All of the entries below are to be copied word for word.

RECORDED DATA ::

__________________________________________________

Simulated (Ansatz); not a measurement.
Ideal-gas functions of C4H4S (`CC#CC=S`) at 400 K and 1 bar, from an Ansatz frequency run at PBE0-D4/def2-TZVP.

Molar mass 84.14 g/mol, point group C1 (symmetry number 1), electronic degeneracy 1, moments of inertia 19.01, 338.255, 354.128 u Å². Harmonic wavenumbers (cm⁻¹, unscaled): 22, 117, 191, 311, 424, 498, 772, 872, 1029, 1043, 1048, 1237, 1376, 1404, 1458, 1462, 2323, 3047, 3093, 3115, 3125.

__________________________________________________

TASK RESULT ::
Simulated (Ansatz); not a measurement.
Ideal-gas functions of C4H4S (`CC#CC=S`) at 400 K and 1 bar, from an Ansatz frequency run at PBE0-D4/def2-TZVP.

Molar mass 84.14 g/mol, point group C1 (symmetry number 1), electronic degeneracy 1, moments of inertia 19.01, 338.255, 354.128 u Å². Harmonic wavenumbers (cm⁻¹, unscaled): 22, 117, 191, 311, 424, 498, 772, 872, 1029, 1043, 1048, 1237, 1376, 1404, 1458, 1462, 2323, 3047, 3093, 3115, 3125.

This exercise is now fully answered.